Requirement — Return exactly and only these lines: the first of the listing through the one containing "k = 1.200 ohm um V/nm".

════════

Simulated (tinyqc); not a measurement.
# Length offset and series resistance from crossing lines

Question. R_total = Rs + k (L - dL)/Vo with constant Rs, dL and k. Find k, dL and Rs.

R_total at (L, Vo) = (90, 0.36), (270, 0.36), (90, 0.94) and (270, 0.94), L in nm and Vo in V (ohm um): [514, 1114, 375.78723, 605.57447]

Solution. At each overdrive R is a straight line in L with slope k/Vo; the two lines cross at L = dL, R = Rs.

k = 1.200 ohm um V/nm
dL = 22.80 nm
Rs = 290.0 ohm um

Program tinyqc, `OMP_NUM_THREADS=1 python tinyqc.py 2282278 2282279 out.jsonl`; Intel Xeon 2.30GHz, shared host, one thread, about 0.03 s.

════════

Answer space —
Simulated (tinyqc); not a measurement.
# Length offset and series resistance from crossing lines

Question. R_total = Rs + k (L - dL)/Vo with constant Rs, dL and k. Find k, dL and Rs.

R_total at (L, Vo) = (90, 0.36), (270, 0.36), (90, 0.94) and (270, 0.94), L in nm and Vo in V (ohm um): [514, 1114, 375.78723, 605.57447]

Solution. At each overdrive R is a straight line in L with slope k/Vo; the two lines cross at L = dL, R = Rs.

k = 1.200 ohm um V/nm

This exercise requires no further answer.